ACTIVITY: Would you repeat every line below exactly, please?

##############################
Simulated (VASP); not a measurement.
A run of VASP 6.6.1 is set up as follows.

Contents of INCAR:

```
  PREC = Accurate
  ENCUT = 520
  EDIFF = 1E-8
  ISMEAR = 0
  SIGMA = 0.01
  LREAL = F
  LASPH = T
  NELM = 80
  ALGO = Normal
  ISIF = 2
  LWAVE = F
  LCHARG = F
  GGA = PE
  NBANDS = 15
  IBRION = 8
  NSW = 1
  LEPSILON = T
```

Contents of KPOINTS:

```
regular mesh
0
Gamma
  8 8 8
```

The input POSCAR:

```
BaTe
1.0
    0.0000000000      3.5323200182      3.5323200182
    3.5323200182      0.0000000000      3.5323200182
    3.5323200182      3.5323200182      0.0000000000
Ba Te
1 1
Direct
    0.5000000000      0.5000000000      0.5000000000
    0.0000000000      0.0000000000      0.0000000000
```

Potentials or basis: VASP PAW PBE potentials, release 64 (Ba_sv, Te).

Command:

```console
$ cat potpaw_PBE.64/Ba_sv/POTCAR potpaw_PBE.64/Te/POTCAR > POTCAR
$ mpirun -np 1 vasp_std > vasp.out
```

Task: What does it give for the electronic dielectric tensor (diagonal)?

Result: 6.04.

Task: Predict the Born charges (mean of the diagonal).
##############################

YOUR SOLUTION:
Simulated (VASP); not a measurement.
A run of VASP 6.6.1 is set up as follows.

Contents of INCAR:

```
  PREC = Accurate
  ENCUT = 520
  EDIFF = 1E-8
  ISMEAR = 0
  SIGMA = 0.01
  LREAL = F
  LASPH = T
  NELM = 80
  ALGO = Normal
  ISIF = 2
  LWAVE = F
  LCHARG = F
  GGA = PE
  NBANDS = 15
  IBRION = 8
  NSW = 1
  LEPSILON = T
```

Contents of KPOINTS:

```
regular mesh
0
Gamma
  8 8 8
```

The input POSCAR:

```
BaTe
1.0
    0.0000000000      3.5323200182      3.5323200182
    3.5323200182      0.0000000000      3.5323200182
    3.5323200182      3.5323200182      0.0000000000
Ba Te
1 1
Direct
    0.5000000000      0.5000000000      0.5000000000
    0.0000000000      0.0000000000      0.0000000000
```

Potentials or basis: VASP PAW PBE potentials, release 64 (Ba_sv, Te).

Command:

```console
$ cat potpaw_PBE.64/Ba_sv/POTCAR potpaw_PBE.64/Te/POTCAR > POTCAR
$ mpirun -np 1 vasp_std > vasp.out
```

Task: What does it give for the electronic dielectric tensor (diagonal)?

Result: 6.04.

Task: Predict the Born charges (mean of the diagonal).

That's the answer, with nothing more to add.